[[ EXTRACTED MATERIAL, beginning ]]
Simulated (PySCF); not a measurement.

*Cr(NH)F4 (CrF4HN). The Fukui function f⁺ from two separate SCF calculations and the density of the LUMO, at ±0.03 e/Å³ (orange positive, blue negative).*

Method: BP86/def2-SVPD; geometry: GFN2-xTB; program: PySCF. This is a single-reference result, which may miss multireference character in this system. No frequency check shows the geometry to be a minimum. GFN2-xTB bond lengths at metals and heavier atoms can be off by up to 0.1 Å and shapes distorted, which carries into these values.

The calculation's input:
[[ EXTRACTED MATERIAL, end ]]

> [BRIEF]:
Every line from the first entry to the line containing "positive, blue negative).*" should be transcribed exactly, and nothing beyond it.

> [PROBLEM SOLUTION]:
Simulated (PySCF); not a measurement.

*Cr(NH)F4 (CrF4HN). The Fukui function f⁺ from two separate SCF calculations and the density of the LUMO, at ±0.03 e/Å³ (orange positive, blue negative).*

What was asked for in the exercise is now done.